'''

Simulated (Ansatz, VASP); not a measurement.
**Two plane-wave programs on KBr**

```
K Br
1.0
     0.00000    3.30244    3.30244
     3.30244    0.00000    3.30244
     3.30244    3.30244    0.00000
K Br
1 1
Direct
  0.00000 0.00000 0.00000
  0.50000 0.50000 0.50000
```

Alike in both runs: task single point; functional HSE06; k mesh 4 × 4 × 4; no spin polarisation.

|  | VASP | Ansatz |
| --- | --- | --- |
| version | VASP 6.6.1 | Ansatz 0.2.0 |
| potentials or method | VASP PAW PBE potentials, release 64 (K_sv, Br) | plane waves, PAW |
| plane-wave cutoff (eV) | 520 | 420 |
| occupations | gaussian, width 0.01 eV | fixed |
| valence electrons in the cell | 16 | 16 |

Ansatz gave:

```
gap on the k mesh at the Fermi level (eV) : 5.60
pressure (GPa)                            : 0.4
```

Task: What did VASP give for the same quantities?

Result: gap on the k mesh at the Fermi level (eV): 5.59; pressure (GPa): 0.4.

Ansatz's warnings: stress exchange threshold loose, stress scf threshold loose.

'''

Above are the records; copy exactly the lines from the line with "Alike in both" through the line with "eV | fixed |", both included.

Alike in both runs: task single point; functional HSE06; k mesh 4 × 4 × 4; no spin polarisation.

|  | VASP | Ansatz |
| --- | --- | --- |
| version | VASP 6.6.1 | Ansatz 0.2.0 |
| potentials or method | VASP PAW PBE potentials, release 64 (K_sv, Br) | plane waves, PAW |
| plane-wave cutoff (eV) | 520 | 420 |
| occupations | gaussian, width 0.01 eV | fixed |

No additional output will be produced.